Assignment:
Of the records that follow, copy only the lines from the line containing "On the command" to the line containing "does it need?", both included, exactly as written.

☆ ☆ ☆ ☆

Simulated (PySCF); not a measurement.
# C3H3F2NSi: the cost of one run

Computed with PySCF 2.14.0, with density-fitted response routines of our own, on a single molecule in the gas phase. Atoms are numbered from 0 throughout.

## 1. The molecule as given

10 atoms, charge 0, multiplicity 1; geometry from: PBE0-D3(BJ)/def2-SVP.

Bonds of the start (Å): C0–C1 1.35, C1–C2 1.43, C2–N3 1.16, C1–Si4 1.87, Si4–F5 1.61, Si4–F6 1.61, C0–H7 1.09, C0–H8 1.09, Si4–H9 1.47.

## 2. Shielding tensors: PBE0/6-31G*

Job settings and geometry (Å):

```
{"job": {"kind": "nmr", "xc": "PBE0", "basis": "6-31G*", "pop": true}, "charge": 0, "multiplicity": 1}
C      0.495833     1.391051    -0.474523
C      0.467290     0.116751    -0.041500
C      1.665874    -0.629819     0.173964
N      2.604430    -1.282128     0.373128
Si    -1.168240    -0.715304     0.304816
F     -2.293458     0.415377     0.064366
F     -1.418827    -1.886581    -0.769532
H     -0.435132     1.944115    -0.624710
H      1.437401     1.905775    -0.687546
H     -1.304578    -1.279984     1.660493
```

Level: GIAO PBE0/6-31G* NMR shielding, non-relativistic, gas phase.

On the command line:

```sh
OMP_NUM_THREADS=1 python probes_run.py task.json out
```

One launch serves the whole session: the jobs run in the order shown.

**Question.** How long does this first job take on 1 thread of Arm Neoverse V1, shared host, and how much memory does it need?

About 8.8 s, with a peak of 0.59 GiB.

☆ ☆ ☆ ☆

Exercise solution:
On the command line:

```sh
OMP_NUM_THREADS=1 python probes_run.py task.json out
```

One launch serves the whole session: the jobs run in the order shown.

**Question.** How long does this first job take on 1 thread of Arm Neoverse V1, shared host, and how much memory does it need?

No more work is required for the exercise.